Send back every line of the data exactly.

|---|

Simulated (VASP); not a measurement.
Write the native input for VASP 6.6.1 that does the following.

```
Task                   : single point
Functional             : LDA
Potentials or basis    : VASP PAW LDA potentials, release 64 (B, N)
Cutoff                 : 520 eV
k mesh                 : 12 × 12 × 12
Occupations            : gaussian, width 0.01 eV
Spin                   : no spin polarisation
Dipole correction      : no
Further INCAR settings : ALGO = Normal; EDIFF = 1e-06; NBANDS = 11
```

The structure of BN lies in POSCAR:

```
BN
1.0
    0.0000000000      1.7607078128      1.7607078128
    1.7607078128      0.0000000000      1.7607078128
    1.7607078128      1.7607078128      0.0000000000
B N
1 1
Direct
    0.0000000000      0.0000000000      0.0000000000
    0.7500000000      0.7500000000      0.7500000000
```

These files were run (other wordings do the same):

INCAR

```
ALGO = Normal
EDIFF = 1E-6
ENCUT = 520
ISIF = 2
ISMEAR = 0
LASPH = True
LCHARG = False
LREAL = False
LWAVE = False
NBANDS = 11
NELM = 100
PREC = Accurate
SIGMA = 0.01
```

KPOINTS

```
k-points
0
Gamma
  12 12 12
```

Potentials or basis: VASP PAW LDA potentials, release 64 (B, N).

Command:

|---|

Task output
Simulated (VASP); not a measurement.
Write the native input for VASP 6.6.1 that does the following.

```
Task                   : single point
Functional             : LDA
Potentials or basis    : VASP PAW LDA potentials, release 64 (B, N)
Cutoff                 : 520 eV
k mesh                 : 12 × 12 × 12
Occupations            : gaussian, width 0.01 eV
Spin                   : no spin polarisation
Dipole correction      : no
Further INCAR settings : ALGO = Normal; EDIFF = 1e-06; NBANDS = 11
```

The structure of BN lies in POSCAR:

```
BN
1.0
    0.0000000000      1.7607078128      1.7607078128
    1.7607078128      0.0000000000      1.7607078128
    1.7607078128      1.7607078128      0.0000000000
B N
1 1
Direct
    0.0000000000      0.0000000000      0.0000000000
    0.7500000000      0.7500000000      0.7500000000
```

These files were run (other wordings do the same):

INCAR

```
ALGO = Normal
EDIFF = 1E-6
ENCUT = 520
ISIF = 2
ISMEAR = 0
LASPH = True
LCHARG = False
LREAL = False
LWAVE = False
NBANDS = 11
NELM = 100
PREC = Accurate
SIGMA = 0.01
```

KPOINTS

```
k-points
0
Gamma
  12 12 12
```

Potentials or basis: VASP PAW LDA potentials, release 64 (B, N).

Command:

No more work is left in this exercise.